* [Listed entries]:

□ □ □

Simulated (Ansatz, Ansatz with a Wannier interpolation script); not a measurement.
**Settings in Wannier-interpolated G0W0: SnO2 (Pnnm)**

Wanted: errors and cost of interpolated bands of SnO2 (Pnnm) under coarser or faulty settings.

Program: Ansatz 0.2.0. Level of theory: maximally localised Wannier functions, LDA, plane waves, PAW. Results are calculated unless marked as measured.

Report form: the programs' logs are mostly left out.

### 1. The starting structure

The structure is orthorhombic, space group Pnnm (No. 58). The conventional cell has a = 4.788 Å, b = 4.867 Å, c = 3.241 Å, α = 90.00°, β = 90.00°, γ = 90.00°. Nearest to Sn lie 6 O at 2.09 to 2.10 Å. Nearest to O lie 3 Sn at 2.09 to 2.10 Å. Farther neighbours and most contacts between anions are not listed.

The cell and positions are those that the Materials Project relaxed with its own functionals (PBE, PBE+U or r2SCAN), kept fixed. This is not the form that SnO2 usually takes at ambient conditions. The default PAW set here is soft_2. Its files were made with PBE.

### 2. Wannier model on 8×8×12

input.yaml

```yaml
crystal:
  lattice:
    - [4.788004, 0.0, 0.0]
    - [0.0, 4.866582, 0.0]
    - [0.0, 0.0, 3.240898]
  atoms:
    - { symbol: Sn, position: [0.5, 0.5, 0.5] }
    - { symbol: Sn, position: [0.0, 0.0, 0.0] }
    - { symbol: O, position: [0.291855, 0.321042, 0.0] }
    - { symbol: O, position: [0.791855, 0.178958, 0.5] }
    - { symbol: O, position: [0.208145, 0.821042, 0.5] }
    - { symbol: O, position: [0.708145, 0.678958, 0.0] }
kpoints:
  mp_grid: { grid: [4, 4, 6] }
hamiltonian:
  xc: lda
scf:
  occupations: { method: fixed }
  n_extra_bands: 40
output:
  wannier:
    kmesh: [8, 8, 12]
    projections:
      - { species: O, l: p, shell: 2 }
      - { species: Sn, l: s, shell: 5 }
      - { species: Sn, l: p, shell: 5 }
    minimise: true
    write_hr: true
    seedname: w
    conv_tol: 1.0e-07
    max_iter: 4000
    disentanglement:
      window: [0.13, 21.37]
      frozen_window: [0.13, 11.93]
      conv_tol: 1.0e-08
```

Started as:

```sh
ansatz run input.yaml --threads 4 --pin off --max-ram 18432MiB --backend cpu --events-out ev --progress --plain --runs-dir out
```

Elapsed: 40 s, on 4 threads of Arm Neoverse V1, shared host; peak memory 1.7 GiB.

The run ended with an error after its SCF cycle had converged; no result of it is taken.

□ □ □

* [Requirement]:
Taking the material above, extract exactly and only the lines from the line with "The structure is" to the line with "The cell and", inclusive of both.

* [Task output]:
The structure is orthorhombic, space group Pnnm (No. 58). The conventional cell has a = 4.788 Å, b = 4.867 Å, c = 3.241 Å, α = 90.00°, β = 90.00°, γ = 90.00°. Nearest to Sn lie 6 O at 2.09 to 2.10 Å. Nearest to O lie 3 Sn at 2.09 to 2.10 Å. Farther neighbours and most contacts between anions are not listed.

The cell and positions are those that the Materials Project relaxed with its own functionals (PBE, PBE+U or r2SCAN), kept fixed. This is not the form that SnO2 usually takes at ambient conditions. The default PAW set here is soft_2. Its files were made with PBE.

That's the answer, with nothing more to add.